====== RECORDS SHOWN ======

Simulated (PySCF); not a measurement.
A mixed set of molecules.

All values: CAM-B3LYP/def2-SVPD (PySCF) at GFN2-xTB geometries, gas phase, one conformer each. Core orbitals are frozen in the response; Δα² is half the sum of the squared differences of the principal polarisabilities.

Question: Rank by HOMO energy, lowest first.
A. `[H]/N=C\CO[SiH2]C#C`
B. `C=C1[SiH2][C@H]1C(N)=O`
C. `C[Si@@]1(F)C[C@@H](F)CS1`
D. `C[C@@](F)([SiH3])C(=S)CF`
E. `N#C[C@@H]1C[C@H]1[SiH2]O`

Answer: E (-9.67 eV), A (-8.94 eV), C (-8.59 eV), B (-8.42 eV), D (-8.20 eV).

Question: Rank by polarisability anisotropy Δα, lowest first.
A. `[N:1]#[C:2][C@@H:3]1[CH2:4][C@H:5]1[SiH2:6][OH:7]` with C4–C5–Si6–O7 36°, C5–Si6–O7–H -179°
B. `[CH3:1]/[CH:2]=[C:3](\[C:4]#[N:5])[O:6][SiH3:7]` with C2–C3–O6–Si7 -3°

======

• ASSIGNMENT: Restate each entry word for word.

• ANSWER SECTION:
Simulated (PySCF); not a measurement.
A mixed set of molecules.

All values: CAM-B3LYP/def2-SVPD (PySCF) at GFN2-xTB geometries, gas phase, one conformer each. Core orbitals are frozen in the response; Δα² is half the sum of the squared differences of the principal polarisabilities.

Question: Rank by HOMO energy, lowest first.
A. `[H]/N=C\CO[SiH2]C#C`
B. `C=C1[SiH2][C@H]1C(N)=O`
C. `C[Si@@]1(F)C[C@@H](F)CS1`
D. `C[C@@](F)([SiH3])C(=S)CF`
E. `N#C[C@@H]1C[C@H]1[SiH2]O`

Answer: E (-9.67 eV), A (-8.94 eV), C (-8.59 eV), B (-8.42 eV), D (-8.20 eV).

Question: Rank by polarisability anisotropy Δα, lowest first.
A. `[N:1]#[C:2][C@@H:3]1[CH2:4][C@H:5]1[SiH2:6][OH:7]` with C4–C5–Si6–O7 36°, C5–Si6–O7–H -179°
B. `[CH3:1]/[CH:2]=[C:3](\[C:4]#[N:5])[O:6][SiH3:7]` with C2–C3–O6–Si7 -3°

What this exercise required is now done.